**Study material:**
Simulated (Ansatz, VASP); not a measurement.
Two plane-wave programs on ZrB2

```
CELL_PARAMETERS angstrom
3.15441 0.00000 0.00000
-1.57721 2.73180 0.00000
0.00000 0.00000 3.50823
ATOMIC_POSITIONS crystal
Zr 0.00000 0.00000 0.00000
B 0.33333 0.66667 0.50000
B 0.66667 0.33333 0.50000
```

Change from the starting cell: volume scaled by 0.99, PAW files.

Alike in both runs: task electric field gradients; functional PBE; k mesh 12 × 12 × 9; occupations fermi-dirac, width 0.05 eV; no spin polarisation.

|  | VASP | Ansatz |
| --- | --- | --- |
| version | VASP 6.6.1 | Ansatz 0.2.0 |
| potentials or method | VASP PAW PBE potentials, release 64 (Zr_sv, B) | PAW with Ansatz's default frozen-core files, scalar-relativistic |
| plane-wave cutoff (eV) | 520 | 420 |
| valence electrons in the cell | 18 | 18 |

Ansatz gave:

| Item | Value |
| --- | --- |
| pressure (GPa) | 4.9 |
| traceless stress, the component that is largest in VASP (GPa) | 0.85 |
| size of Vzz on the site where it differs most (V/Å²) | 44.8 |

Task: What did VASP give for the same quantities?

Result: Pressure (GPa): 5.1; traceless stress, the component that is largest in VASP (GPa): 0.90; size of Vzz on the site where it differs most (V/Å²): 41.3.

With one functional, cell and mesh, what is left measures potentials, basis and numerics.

**Work task:**
Word for word, restate the lines of the listing above starting at the line with "Task: What did" and ending at the line with "Result: Pressure (GPa): 5.1;", and nothing outside them.

**Task result:**
Task: What did VASP give for the same quantities?

Result: Pressure (GPa): 5.1; traceless stress, the component that is largest in VASP (GPa): 0.90; size of Vzz on the site where it differs most (V/Å²): 41.3.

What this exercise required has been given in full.